── RAW DATA
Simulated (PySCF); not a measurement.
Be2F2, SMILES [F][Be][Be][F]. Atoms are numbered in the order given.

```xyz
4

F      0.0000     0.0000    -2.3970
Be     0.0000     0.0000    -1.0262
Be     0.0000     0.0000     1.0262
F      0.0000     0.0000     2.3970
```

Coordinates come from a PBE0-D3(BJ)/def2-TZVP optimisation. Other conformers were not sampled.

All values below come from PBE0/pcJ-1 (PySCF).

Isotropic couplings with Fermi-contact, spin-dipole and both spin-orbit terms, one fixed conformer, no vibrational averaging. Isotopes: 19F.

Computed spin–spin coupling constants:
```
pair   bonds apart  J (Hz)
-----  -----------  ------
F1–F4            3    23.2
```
────

REQUIREMENT: Write the listing out once more, keeping each word as it is.

EXERCISE SOLUTION:
Simulated (PySCF); not a measurement.
Be2F2, SMILES [F][Be][Be][F]. Atoms are numbered in the order given.

```xyz
4

F      0.0000     0.0000    -2.3970
Be     0.0000     0.0000    -1.0262
Be     0.0000     0.0000     1.0262
F      0.0000     0.0000     2.3970
```

Coordinates come from a PBE0-D3(BJ)/def2-TZVP optimisation. Other conformers were not sampled.

All values below come from PBE0/pcJ-1 (PySCF).

Isotropic couplings with Fermi-contact, spin-dipole and both spin-orbit terms, one fixed conformer, no vibrational averaging. Isotopes: 19F.

Computed spin–spin coupling constants:
```
pair   bonds apart  J (Hz)
-----  -----------  ------
F1–F4            3    23.2
```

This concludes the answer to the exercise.